■ Work instruction: Find the line with "C₄H₃S₂ (charge -1)." in the entries below, then reproduce it and every line after it down to and including the line with "(2) Set the", exactly.

Start of Block

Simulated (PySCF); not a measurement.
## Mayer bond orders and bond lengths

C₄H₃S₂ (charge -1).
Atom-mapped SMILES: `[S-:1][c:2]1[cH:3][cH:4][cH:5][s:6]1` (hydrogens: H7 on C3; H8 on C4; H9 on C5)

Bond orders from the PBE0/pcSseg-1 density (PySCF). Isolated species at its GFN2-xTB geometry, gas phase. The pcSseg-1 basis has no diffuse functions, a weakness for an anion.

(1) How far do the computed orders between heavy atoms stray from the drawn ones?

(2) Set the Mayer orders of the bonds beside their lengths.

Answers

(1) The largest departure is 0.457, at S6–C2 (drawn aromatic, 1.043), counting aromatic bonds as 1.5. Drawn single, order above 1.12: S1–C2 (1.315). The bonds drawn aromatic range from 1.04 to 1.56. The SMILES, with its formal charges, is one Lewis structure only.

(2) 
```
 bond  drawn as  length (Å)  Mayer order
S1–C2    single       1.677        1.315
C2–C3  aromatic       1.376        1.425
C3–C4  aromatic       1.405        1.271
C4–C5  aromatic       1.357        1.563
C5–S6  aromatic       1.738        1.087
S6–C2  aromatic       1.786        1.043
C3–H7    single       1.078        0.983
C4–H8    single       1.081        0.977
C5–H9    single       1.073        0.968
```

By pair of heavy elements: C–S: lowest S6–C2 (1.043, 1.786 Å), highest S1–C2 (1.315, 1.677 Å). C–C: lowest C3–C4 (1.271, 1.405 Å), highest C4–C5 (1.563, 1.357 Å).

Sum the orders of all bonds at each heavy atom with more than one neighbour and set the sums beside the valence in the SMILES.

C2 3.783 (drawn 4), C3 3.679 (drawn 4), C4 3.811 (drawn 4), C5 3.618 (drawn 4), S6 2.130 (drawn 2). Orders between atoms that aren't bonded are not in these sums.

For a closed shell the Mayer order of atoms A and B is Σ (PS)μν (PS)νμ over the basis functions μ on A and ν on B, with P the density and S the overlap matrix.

End of Block

■ Task solution:
C₄H₃S₂ (charge -1).
Atom-mapped SMILES: `[S-:1][c:2]1[cH:3][cH:4][cH:5][s:6]1` (hydrogens: H7 on C3; H8 on C4; H9 on C5)

Bond orders from the PBE0/pcSseg-1 density (PySCF). Isolated species at its GFN2-xTB geometry, gas phase. The pcSseg-1 basis has no diffuse functions, a weakness for an anion.

(1) How far do the computed orders between heavy atoms stray from the drawn ones?

(2) Set the Mayer orders of the bonds beside their lengths.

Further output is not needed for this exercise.